* INFORMATION SUPPLIED
↓↓↓

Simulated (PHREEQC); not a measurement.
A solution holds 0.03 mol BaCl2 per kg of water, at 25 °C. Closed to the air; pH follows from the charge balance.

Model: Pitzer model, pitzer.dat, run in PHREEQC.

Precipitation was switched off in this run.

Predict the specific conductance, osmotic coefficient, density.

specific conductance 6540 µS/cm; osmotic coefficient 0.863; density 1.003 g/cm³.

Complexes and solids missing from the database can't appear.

↑↑↑

* WORK REQUEST
Give back all the material, with each line exactly as it stands.

* PROBLEM SOLUTION
Simulated (PHREEQC); not a measurement.
A solution holds 0.03 mol BaCl2 per kg of water, at 25 °C. Closed to the air; pH follows from the charge balance.

Model: Pitzer model, pitzer.dat, run in PHREEQC.

Precipitation was switched off in this run.

Predict the specific conductance, osmotic coefficient, density.

specific conductance 6540 µS/cm; osmotic coefficient 0.863; density 1.003 g/cm³.

Complexes and solids missing from the database can't appear.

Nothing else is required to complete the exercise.